▶ [ASSIGNED TASK]: Write out exactly what each line says, starting with the first line below and ending on the one with "Draw it as a skeletal formula.".

══ EXTRACTED RECORDS

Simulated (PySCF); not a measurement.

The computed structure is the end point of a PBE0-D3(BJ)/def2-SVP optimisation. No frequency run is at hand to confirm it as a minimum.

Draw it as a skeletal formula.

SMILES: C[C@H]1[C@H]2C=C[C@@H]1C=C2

════

▶ [WORKED SOLUTION]:
Simulated (PySCF); not a measurement.

The computed structure is the end point of a PBE0-D3(BJ)/def2-SVP optimisation. No frequency run is at hand to confirm it as a minimum.

Draw it as a skeletal formula.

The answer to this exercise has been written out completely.